■ GIVEN DATA ■
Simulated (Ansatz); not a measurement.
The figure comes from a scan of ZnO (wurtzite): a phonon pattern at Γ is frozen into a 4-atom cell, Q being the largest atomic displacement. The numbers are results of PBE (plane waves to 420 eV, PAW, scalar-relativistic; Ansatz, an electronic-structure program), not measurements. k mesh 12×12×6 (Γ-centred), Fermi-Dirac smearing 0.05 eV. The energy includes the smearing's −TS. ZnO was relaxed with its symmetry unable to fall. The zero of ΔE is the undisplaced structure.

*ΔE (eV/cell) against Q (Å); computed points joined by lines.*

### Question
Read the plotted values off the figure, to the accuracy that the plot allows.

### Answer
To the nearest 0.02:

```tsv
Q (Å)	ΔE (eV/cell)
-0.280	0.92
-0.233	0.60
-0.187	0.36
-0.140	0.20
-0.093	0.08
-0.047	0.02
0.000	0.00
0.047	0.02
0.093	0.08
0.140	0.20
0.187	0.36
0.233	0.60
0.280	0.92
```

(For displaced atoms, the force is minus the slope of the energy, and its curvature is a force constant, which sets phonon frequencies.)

■ REQUIREMENT ■
Please copy, word for word, every line from the first line of the records through the line containing "The figure comes", with both of those lines included and nothing else.

■ TASK RESULT ■
Simulated (Ansatz); not a measurement.
The figure comes from a scan of ZnO (wurtzite): a phonon pattern at Γ is frozen into a 4-atom cell, Q being the largest atomic displacement. The numbers are results of PBE (plane waves to 420 eV, PAW, scalar-relativistic; Ansatz, an electronic-structure program), not measurements. k mesh 12×12×6 (Γ-centred), Fermi-Dirac smearing 0.05 eV. The energy includes the smearing's −TS. ZnO was relaxed with its symmetry unable to fall. The zero of ΔE is the undisplaced structure.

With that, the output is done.